■ DATA PROVIDED ■
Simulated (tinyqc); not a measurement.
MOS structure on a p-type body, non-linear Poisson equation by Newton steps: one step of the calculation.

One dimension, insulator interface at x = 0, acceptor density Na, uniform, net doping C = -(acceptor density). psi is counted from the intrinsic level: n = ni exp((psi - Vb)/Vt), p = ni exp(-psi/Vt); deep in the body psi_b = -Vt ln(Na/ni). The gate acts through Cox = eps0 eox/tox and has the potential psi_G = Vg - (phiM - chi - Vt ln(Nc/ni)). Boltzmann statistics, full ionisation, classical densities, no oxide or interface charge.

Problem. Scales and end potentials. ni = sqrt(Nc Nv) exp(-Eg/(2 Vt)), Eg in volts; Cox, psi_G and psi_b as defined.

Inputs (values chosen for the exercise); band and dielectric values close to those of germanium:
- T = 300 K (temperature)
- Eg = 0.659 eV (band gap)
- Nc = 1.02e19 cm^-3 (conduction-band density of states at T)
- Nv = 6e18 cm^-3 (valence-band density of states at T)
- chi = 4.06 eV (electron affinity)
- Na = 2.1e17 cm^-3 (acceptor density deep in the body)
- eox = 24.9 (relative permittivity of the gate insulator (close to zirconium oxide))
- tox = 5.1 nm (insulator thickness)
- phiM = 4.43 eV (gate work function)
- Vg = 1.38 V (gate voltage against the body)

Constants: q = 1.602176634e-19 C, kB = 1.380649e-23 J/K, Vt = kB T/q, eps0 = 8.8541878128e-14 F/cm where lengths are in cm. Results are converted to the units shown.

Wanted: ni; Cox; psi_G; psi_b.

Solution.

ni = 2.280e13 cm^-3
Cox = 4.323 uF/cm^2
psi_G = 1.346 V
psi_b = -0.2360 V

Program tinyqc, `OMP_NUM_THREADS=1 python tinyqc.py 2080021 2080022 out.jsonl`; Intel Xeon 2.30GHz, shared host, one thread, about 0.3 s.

■ EXERCISE ■
Look above for the line with "- Nv = 6e18" and the line with "- eox = 24.9", and reproduce exactly those two lines plus every line between, nothing more.

■ WRITTEN ANSWER ■
- Nv = 6e18 cm^-3 (valence-band density of states at T)
- chi = 4.06 eV (electron affinity)
- Na = 2.1e17 cm^-3 (acceptor density deep in the body)
- eox = 24.9 (relative permittivity of the gate insulator (close to zirconium oxide))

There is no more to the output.